EXERCISE:
Write out exactly the lines of the entries below from the one holding "Estimate the equilibrium" to the one holding "The minimum lies", inclusive, and leave out all other lines.

EXTRACTED ENTRIES:
▶

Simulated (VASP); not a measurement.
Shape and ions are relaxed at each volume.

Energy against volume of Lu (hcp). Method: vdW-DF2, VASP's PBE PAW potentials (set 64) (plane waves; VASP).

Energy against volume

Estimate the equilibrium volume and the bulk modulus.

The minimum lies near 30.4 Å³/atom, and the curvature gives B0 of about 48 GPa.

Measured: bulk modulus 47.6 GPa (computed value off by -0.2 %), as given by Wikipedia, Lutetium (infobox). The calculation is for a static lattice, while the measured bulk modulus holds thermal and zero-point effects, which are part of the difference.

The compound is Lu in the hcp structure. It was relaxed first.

◀

EXERCISE SOLUTION:
Estimate the equilibrium volume and the bulk modulus.

The minimum lies near 30.4 Å³/atom, and the curvature gives B0 of about 48 GPa.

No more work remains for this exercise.